***** ENTRIES PROVIDED
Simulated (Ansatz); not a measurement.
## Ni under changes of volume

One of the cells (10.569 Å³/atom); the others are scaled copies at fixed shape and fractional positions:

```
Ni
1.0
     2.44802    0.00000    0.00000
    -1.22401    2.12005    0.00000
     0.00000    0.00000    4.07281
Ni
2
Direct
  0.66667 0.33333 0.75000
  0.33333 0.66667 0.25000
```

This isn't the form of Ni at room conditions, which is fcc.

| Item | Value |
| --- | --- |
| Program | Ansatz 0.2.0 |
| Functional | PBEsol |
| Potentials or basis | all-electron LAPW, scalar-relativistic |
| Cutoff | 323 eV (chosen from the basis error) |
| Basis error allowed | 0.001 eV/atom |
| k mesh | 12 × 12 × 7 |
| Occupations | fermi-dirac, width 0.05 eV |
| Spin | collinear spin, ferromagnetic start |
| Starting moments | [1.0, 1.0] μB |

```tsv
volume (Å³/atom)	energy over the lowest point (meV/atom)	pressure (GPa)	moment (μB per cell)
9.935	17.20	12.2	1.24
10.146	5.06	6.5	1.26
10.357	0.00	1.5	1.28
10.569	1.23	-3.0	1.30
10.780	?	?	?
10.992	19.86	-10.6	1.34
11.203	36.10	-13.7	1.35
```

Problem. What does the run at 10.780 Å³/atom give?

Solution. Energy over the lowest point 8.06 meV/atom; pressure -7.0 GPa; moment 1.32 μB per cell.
**********

WORK ORDER →
The entries above are to be retyped exactly.

ANSWER SPACE →
Simulated (Ansatz); not a measurement.
## Ni under changes of volume

One of the cells (10.569 Å³/atom); the others are scaled copies at fixed shape and fractional positions:

```
Ni
1.0
     2.44802    0.00000    0.00000
    -1.22401    2.12005    0.00000
     0.00000    0.00000    4.07281
Ni
2
Direct
  0.66667 0.33333 0.75000
  0.33333 0.66667 0.25000
```

This isn't the form of Ni at room conditions, which is fcc.

| Item | Value |
| --- | --- |
| Program | Ansatz 0.2.0 |
| Functional | PBEsol |
| Potentials or basis | all-electron LAPW, scalar-relativistic |
| Cutoff | 323 eV (chosen from the basis error) |
| Basis error allowed | 0.001 eV/atom |
| k mesh | 12 × 12 × 7 |
| Occupations | fermi-dirac, width 0.05 eV |
| Spin | collinear spin, ferromagnetic start |
| Starting moments | [1.0, 1.0] μB |

```tsv
volume (Å³/atom)	energy over the lowest point (meV/atom)	pressure (GPa)	moment (μB per cell)
9.935	17.20	12.2	1.24
10.146	5.06	6.5	1.26
10.357	0.00	1.5	1.28
10.569	1.23	-3.0	1.30
10.780	?	?	?
10.992	19.86	-10.6	1.34
11.203	36.10	-13.7	1.35
```

Problem. What does the run at 10.780 Å³/atom give?

Solution. Energy over the lowest point 8.06 meV/atom; pressure -7.0 GPa; moment 1.32 μB per cell.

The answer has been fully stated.